=== RECORDS PROVIDED ===

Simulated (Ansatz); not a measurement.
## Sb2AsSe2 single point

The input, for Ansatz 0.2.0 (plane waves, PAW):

===

WORK ITEM: Every entry above has to be returned exactly as written.

WRITTEN ANSWER:
Simulated (Ansatz); not a measurement.
## Sb2AsSe2 single point

The input, for Ansatz 0.2.0 (plane waves, PAW):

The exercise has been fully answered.